# [Data under study]
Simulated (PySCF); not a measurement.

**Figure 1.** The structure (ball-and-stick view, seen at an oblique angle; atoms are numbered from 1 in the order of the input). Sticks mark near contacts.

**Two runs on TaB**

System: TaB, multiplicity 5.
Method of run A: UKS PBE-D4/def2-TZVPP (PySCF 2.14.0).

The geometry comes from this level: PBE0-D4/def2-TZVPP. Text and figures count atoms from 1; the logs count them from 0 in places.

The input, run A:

# [Requirement]
Write out the material above exactly, please, from its first line up to and including the line where "The geometry comes" appears, and stop there.

# [Task solution]
Simulated (PySCF); not a measurement.

**Figure 1.** The structure (ball-and-stick view, seen at an oblique angle; atoms are numbered from 1 in the order of the input). Sticks mark near contacts.

**Two runs on TaB**

System: TaB, multiplicity 5.
Method of run A: UKS PBE-D4/def2-TZVPP (PySCF 2.14.0).

The geometry comes from this level: PBE0-D4/def2-TZVPP. Text and figures count atoms from 1; the logs count them from 0 in places.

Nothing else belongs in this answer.